--- START ---
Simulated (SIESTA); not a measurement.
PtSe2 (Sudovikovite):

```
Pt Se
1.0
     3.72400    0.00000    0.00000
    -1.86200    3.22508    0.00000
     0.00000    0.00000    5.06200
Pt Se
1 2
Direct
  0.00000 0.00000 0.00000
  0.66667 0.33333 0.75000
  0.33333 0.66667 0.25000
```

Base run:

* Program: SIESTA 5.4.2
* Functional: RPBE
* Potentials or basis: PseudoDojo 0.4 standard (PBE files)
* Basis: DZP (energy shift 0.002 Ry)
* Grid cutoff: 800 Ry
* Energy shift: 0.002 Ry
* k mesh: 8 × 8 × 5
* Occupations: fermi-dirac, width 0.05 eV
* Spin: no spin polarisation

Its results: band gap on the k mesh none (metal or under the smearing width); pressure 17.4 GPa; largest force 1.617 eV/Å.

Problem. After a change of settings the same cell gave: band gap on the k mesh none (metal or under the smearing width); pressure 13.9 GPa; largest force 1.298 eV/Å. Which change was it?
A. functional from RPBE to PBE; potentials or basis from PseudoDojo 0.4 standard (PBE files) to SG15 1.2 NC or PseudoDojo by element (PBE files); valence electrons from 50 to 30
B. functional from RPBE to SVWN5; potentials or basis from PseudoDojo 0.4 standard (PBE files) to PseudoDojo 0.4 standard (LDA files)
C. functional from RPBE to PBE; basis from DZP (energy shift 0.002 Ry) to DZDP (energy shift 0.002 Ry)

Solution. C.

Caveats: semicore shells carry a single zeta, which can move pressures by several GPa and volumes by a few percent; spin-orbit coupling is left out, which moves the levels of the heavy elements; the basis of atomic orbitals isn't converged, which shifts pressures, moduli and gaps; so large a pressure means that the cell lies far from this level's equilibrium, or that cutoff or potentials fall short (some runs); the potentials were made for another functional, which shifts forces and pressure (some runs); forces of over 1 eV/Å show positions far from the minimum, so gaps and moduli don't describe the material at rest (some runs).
--- END ---

WORK ITEM — Begin at the first line of the material and transcribe each line exactly. End with the line containing "no spin polarisation", and give nothing else.

TASK RESPONSE —
Simulated (SIESTA); not a measurement.
PtSe2 (Sudovikovite):

```
Pt Se
1.0
     3.72400    0.00000    0.00000
    -1.86200    3.22508    0.00000
     0.00000    0.00000    5.06200
Pt Se
1 2
Direct
  0.00000 0.00000 0.00000
  0.66667 0.33333 0.75000
  0.33333 0.66667 0.25000
```

Base run:

* Program: SIESTA 5.4.2
* Functional: RPBE
* Potentials or basis: PseudoDojo 0.4 standard (PBE files)
* Basis: DZP (energy shift 0.002 Ry)
* Grid cutoff: 800 Ry
* Energy shift: 0.002 Ry
* k mesh: 8 × 8 × 5
* Occupations: fermi-dirac, width 0.05 eV
* Spin: no spin polarisation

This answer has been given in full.